»»
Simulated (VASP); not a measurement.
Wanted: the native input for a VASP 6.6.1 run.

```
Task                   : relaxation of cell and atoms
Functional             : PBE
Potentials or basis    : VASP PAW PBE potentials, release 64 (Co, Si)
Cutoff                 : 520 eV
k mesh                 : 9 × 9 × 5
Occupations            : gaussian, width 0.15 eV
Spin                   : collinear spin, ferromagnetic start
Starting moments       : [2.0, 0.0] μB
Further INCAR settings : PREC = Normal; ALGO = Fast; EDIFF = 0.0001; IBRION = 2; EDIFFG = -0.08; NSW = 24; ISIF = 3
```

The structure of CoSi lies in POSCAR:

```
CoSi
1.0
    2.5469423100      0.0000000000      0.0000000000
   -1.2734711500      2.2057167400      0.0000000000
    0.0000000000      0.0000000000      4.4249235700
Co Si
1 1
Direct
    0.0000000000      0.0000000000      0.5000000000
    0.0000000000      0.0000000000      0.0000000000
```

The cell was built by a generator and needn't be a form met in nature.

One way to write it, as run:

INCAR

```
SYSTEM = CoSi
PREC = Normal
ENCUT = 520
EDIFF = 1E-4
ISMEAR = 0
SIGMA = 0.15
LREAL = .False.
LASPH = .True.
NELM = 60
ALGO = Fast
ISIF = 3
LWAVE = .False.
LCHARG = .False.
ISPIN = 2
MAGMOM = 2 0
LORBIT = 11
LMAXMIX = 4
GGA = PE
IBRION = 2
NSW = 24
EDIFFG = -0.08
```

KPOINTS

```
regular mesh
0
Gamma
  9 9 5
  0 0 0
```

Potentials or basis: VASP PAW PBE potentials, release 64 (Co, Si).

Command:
««

_Work order_
The reply should contain all of the entries exactly as shown above.

_Your response_
Simulated (VASP); not a measurement.
Wanted: the native input for a VASP 6.6.1 run.

```
Task                   : relaxation of cell and atoms
Functional             : PBE
Potentials or basis    : VASP PAW PBE potentials, release 64 (Co, Si)
Cutoff                 : 520 eV
k mesh                 : 9 × 9 × 5
Occupations            : gaussian, width 0.15 eV
Spin                   : collinear spin, ferromagnetic start
Starting moments       : [2.0, 0.0] μB
Further INCAR settings : PREC = Normal; ALGO = Fast; EDIFF = 0.0001; IBRION = 2; EDIFFG = -0.08; NSW = 24; ISIF = 3
```

The structure of CoSi lies in POSCAR:

```
CoSi
1.0
    2.5469423100      0.0000000000      0.0000000000
   -1.2734711500      2.2057167400      0.0000000000
    0.0000000000      0.0000000000      4.4249235700
Co Si
1 1
Direct
    0.0000000000      0.0000000000      0.5000000000
    0.0000000000      0.0000000000      0.0000000000
```

The cell was built by a generator and needn't be a form met in nature.

One way to write it, as run:

INCAR

```
SYSTEM = CoSi
PREC = Normal
ENCUT = 520
EDIFF = 1E-4
ISMEAR = 0
SIGMA = 0.15
LREAL = .False.
LASPH = .True.
NELM = 60
ALGO = Fast
ISIF = 3
LWAVE = .False.
LCHARG = .False.
ISPIN = 2
MAGMOM = 2 0
LORBIT = 11
LMAXMIX = 4
GGA = PE
IBRION = 2
NSW = 24
EDIFFG = -0.08
```

KPOINTS

```
regular mesh
0
Gamma
  9 9 5
  0 0 0
```

Potentials or basis: VASP PAW PBE potentials, release 64 (Co, Si).

Command:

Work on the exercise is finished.